Task item:
The entries below contain a stretch that opens with the line containing "CrI3: response to strain" and closes with the line containing "Notes on the"; set down that stretch exactly, both ends included, and nothing else.

Data:
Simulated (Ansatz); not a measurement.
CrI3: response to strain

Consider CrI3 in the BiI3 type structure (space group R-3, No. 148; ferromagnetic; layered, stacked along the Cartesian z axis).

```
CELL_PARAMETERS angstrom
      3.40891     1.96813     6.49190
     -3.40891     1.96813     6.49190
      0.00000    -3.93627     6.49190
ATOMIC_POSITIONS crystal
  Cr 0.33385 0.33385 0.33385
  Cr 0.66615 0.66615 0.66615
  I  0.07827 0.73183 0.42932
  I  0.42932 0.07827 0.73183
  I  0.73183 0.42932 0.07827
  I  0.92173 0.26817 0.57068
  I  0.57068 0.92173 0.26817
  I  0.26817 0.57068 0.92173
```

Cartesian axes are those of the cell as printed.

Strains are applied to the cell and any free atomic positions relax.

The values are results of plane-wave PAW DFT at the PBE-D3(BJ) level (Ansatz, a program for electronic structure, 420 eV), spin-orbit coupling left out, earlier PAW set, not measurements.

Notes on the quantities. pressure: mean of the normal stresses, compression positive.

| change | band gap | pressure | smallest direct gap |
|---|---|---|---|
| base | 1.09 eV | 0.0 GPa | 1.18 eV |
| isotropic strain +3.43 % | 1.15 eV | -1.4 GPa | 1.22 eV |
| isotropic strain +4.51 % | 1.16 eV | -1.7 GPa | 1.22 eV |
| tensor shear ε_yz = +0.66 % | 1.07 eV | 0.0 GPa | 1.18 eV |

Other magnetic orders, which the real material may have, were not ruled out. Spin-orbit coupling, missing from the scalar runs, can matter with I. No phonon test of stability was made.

Problem solution:
CrI3: response to strain

Consider CrI3 in the BiI3 type structure (space group R-3, No. 148; ferromagnetic; layered, stacked along the Cartesian z axis).

```
CELL_PARAMETERS angstrom
      3.40891     1.96813     6.49190
     -3.40891     1.96813     6.49190
      0.00000    -3.93627     6.49190
ATOMIC_POSITIONS crystal
  Cr 0.33385 0.33385 0.33385
  Cr 0.66615 0.66615 0.66615
  I  0.07827 0.73183 0.42932
  I  0.42932 0.07827 0.73183
  I  0.73183 0.42932 0.07827
  I  0.92173 0.26817 0.57068
  I  0.57068 0.92173 0.26817
  I  0.26817 0.57068 0.92173
```

Cartesian axes are those of the cell as printed.

Strains are applied to the cell and any free atomic positions relax.

The values are results of plane-wave PAW DFT at the PBE-D3(BJ) level (Ansatz, a program for electronic structure, 420 eV), spin-orbit coupling left out, earlier PAW set, not measurements.

Notes on the quantities. pressure: mean of the normal stresses, compression positive.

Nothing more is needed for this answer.